● **Activity**
What appears from the first line of the data below through the line containing "(2) 0.009 eV/Å.", both included, should be copied exactly, and nothing else.

===== Given entries =====

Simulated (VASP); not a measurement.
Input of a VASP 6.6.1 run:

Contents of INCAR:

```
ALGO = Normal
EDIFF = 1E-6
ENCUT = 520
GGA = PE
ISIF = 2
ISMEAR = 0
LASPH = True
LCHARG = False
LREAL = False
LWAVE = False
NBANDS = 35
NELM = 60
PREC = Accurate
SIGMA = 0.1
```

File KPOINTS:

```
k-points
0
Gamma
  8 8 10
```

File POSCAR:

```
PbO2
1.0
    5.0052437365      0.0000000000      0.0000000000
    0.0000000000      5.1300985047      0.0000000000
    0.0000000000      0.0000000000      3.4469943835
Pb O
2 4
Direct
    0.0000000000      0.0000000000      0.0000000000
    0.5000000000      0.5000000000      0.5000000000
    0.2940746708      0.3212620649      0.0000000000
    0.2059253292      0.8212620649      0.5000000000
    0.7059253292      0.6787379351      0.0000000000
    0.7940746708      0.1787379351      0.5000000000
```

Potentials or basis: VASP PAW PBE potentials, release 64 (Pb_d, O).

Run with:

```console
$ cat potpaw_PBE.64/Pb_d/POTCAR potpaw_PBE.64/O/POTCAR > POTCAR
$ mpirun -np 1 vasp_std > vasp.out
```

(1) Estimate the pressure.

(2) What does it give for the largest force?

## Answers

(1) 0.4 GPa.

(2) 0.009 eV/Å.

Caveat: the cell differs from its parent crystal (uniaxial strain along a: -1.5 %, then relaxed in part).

=====

● **Answer area**
Simulated (VASP); not a measurement.
Input of a VASP 6.6.1 run:

Contents of INCAR:

```
ALGO = Normal
EDIFF = 1E-6
ENCUT = 520
GGA = PE
ISIF = 2
ISMEAR = 0
LASPH = True
LCHARG = False
LREAL = False
LWAVE = False
NBANDS = 35
NELM = 60
PREC = Accurate
SIGMA = 0.1
```

File KPOINTS:

```
k-points
0
Gamma
  8 8 10
```

File POSCAR:

```
PbO2
1.0
    5.0052437365      0.0000000000      0.0000000000
    0.0000000000      5.1300985047      0.0000000000
    0.0000000000      0.0000000000      3.4469943835
Pb O
2 4
Direct
    0.0000000000      0.0000000000      0.0000000000
    0.5000000000      0.5000000000      0.5000000000
    0.2940746708      0.3212620649      0.0000000000
    0.2059253292      0.8212620649      0.5000000000
    0.7059253292      0.6787379351      0.0000000000
    0.7940746708      0.1787379351      0.5000000000
```

Potentials or basis: VASP PAW PBE potentials, release 64 (Pb_d, O).

Run with:

```console
$ cat potpaw_PBE.64/Pb_d/POTCAR potpaw_PBE.64/O/POTCAR > POTCAR
$ mpirun -np 1 vasp_std > vasp.out
```

(1) Estimate the pressure.

(2) What does it give for the largest force?

## Answers

(1) 0.4 GPa.

(2) 0.009 eV/Å.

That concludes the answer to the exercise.